◆ **Exercise**: Give the lines below again exactly, starting with the line that holds "Result: Zero (bands" and going on through the line that holds "0.00 | 30.68 |".

BEGIN Entries supplied
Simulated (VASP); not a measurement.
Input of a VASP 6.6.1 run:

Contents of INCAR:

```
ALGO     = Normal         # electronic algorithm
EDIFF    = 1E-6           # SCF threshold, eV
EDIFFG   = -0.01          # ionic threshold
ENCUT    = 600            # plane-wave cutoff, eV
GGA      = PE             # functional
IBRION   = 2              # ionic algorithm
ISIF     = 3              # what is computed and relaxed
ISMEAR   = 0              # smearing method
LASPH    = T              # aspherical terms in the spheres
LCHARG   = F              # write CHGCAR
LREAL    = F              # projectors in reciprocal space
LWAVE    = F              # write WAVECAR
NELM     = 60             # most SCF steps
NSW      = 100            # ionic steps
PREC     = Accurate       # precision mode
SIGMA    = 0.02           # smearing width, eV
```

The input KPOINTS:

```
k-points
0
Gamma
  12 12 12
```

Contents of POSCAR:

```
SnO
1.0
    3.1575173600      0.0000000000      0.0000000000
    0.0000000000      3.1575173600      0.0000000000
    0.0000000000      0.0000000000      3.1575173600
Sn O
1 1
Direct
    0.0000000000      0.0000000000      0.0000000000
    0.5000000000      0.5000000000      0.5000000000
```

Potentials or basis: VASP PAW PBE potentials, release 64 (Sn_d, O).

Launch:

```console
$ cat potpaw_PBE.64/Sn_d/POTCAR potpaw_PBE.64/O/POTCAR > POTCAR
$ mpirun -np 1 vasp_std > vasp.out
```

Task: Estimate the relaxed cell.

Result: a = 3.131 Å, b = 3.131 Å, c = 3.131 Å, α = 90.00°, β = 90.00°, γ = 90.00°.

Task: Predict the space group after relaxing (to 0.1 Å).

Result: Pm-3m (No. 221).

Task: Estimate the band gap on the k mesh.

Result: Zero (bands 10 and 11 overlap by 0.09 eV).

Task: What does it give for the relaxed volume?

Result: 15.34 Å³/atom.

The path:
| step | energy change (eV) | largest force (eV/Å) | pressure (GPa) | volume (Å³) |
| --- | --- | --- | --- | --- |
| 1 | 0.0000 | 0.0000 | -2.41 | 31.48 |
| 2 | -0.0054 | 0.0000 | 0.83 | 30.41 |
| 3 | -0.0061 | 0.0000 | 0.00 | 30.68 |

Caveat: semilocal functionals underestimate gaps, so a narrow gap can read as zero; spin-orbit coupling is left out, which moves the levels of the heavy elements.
END Entries supplied

◆ **Solution**:
Result: Zero (bands 10 and 11 overlap by 0.09 eV).

Task: What does it give for the relaxed volume?

Result: 15.34 Å³/atom.

The path:
| step | energy change (eV) | largest force (eV/Å) | pressure (GPa) | volume (Å³) |
| --- | --- | --- | --- | --- |
| 1 | 0.0000 | 0.0000 | -2.41 | 31.48 |
| 2 | -0.0054 | 0.0000 | 0.83 | 30.41 |
| 3 | -0.0061 | 0.0000 | 0.00 | 30.68 |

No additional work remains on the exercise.